Work instruction » Start at the top of the records below and copy them exactly to the end.

Material shown START

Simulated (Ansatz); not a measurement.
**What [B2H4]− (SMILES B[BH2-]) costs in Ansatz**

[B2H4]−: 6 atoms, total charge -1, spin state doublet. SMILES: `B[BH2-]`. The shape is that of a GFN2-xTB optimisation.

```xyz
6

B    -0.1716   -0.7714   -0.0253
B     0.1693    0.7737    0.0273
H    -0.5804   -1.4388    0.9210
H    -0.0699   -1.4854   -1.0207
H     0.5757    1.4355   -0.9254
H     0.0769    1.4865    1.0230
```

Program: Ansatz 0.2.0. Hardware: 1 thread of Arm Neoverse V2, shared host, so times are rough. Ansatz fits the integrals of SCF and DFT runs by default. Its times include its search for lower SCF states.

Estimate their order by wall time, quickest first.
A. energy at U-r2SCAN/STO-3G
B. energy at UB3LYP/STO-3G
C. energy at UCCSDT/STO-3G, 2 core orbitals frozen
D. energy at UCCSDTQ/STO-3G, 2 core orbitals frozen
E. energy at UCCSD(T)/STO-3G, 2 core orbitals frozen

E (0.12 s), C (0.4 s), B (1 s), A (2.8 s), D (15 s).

Material shown END

Written solution »
Simulated (Ansatz); not a measurement.
**What [B2H4]− (SMILES B[BH2-]) costs in Ansatz**

[B2H4]−: 6 atoms, total charge -1, spin state doublet. SMILES: `B[BH2-]`. The shape is that of a GFN2-xTB optimisation.

```xyz
6

B    -0.1716   -0.7714   -0.0253
B     0.1693    0.7737    0.0273
H    -0.5804   -1.4388    0.9210
H    -0.0699   -1.4854   -1.0207
H     0.5757    1.4355   -0.9254
H     0.0769    1.4865    1.0230
```

Program: Ansatz 0.2.0. Hardware: 1 thread of Arm Neoverse V2, shared host, so times are rough. Ansatz fits the integrals of SCF and DFT runs by default. Its times include its search for lower SCF states.

Estimate their order by wall time, quickest first.
A. energy at U-r2SCAN/STO-3G
B. energy at UB3LYP/STO-3G
C. energy at UCCSDT/STO-3G, 2 core orbitals frozen
D. energy at UCCSDTQ/STO-3G, 2 core orbitals frozen
E. energy at UCCSD(T)/STO-3G, 2 core orbitals frozen

E (0.12 s), C (0.4 s), B (1 s), A (2.8 s), D (15 s).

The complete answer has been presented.